*Work instruction*: Set down exactly the entries below, beginning at their first line and ending at the line with "6 atoms, charge 0, spin multiplicity 1.".

■ ■ ■ ■ ■

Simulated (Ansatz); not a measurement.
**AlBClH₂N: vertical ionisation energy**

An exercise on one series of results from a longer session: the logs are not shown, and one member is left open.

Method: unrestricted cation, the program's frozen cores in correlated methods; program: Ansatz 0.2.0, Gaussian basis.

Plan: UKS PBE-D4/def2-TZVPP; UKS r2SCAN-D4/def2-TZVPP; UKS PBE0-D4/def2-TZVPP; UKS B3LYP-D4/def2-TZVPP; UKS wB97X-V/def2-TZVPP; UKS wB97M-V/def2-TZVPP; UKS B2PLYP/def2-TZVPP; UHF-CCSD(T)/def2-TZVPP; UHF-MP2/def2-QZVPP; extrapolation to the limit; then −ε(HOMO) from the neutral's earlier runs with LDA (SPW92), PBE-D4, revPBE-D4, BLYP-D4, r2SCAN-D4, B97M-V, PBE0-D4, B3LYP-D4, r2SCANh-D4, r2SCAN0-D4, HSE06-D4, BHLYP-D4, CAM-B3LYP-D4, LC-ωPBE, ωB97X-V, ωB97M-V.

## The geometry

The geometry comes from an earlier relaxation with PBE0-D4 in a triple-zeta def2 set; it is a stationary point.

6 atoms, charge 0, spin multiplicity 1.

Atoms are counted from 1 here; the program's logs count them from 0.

■ ■ ■ ■ ■

*Task answer*:
Simulated (Ansatz); not a measurement.
**AlBClH₂N: vertical ionisation energy**

An exercise on one series of results from a longer session: the logs are not shown, and one member is left open.

Method: unrestricted cation, the program's frozen cores in correlated methods; program: Ansatz 0.2.0, Gaussian basis.

Plan: UKS PBE-D4/def2-TZVPP; UKS r2SCAN-D4/def2-TZVPP; UKS PBE0-D4/def2-TZVPP; UKS B3LYP-D4/def2-TZVPP; UKS wB97X-V/def2-TZVPP; UKS wB97M-V/def2-TZVPP; UKS B2PLYP/def2-TZVPP; UHF-CCSD(T)/def2-TZVPP; UHF-MP2/def2-QZVPP; extrapolation to the limit; then −ε(HOMO) from the neutral's earlier runs with LDA (SPW92), PBE-D4, revPBE-D4, BLYP-D4, r2SCAN-D4, B97M-V, PBE0-D4, B3LYP-D4, r2SCANh-D4, r2SCAN0-D4, HSE06-D4, BHLYP-D4, CAM-B3LYP-D4, LC-ωPBE, ωB97X-V, ωB97M-V.

## The geometry

The geometry comes from an earlier relaxation with PBE0-D4 in a triple-zeta def2 set; it is a stationary point.

6 atoms, charge 0, spin multiplicity 1.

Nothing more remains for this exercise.